■ Listed entries
■ ■ ■ ■

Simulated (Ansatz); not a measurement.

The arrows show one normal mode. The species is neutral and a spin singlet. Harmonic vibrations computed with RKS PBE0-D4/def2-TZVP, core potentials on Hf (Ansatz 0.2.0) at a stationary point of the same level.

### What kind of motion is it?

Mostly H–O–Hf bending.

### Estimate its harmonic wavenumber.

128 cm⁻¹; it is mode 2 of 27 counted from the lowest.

■ ■ ■ ■

■ Task item
The lines above, from the first through the one containing "### Estimate its harmonic wavenumber.", must be restated word for word, with nothing added.

■ Written solution
Simulated (Ansatz); not a measurement.

The arrows show one normal mode. The species is neutral and a spin singlet. Harmonic vibrations computed with RKS PBE0-D4/def2-TZVP, core potentials on Hf (Ansatz 0.2.0) at a stationary point of the same level.

### What kind of motion is it?

Mostly H–O–Hf bending.

### Estimate its harmonic wavenumber.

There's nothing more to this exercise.